=== Information ===
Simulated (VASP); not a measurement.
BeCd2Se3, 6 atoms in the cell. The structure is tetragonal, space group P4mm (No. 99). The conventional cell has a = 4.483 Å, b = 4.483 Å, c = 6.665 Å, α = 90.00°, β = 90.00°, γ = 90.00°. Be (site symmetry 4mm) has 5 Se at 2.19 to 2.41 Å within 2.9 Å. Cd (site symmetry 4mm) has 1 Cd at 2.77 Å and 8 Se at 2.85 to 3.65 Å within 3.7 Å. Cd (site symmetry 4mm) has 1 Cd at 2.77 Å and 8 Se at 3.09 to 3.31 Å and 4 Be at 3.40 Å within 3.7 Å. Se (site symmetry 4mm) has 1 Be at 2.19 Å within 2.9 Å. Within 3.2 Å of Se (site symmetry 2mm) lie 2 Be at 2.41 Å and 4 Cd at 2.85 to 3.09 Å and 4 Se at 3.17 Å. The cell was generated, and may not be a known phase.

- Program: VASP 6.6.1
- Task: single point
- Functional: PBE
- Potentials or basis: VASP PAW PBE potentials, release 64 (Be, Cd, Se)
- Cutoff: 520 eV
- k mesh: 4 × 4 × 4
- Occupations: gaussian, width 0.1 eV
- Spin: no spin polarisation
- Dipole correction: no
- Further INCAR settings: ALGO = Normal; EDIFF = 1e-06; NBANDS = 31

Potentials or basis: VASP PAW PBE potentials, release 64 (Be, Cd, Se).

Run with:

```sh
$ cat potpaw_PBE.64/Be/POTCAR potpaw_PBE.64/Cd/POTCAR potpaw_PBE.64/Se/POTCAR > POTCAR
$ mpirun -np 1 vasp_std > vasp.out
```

=== Work task ===
Retype each record. Keep every character as it is.

=== Your response ===
Simulated (VASP); not a measurement.
BeCd2Se3, 6 atoms in the cell. The structure is tetragonal, space group P4mm (No. 99). The conventional cell has a = 4.483 Å, b = 4.483 Å, c = 6.665 Å, α = 90.00°, β = 90.00°, γ = 90.00°. Be (site symmetry 4mm) has 5 Se at 2.19 to 2.41 Å within 2.9 Å. Cd (site symmetry 4mm) has 1 Cd at 2.77 Å and 8 Se at 2.85 to 3.65 Å within 3.7 Å. Cd (site symmetry 4mm) has 1 Cd at 2.77 Å and 8 Se at 3.09 to 3.31 Å and 4 Be at 3.40 Å within 3.7 Å. Se (site symmetry 4mm) has 1 Be at 2.19 Å within 2.9 Å. Within 3.2 Å of Se (site symmetry 2mm) lie 2 Be at 2.41 Å and 4 Cd at 2.85 to 3.09 Å and 4 Se at 3.17 Å. The cell was generated, and may not be a known phase.

- Program: VASP 6.6.1
- Task: single point
- Functional: PBE
- Potentials or basis: VASP PAW PBE potentials, release 64 (Be, Cd, Se)
- Cutoff: 520 eV
- k mesh: 4 × 4 × 4
- Occupations: gaussian, width 0.1 eV
- Spin: no spin polarisation
- Dipole correction: no
- Further INCAR settings: ALGO = Normal; EDIFF = 1e-06; NBANDS = 31

Potentials or basis: VASP PAW PBE potentials, release 64 (Be, Cd, Se).

Run with:

```sh
$ cat potpaw_PBE.64/Be/POTCAR potpaw_PBE.64/Cd/POTCAR potpaw_PBE.64/Se/POTCAR > POTCAR
$ mpirun -np 1 vasp_std > vasp.out
```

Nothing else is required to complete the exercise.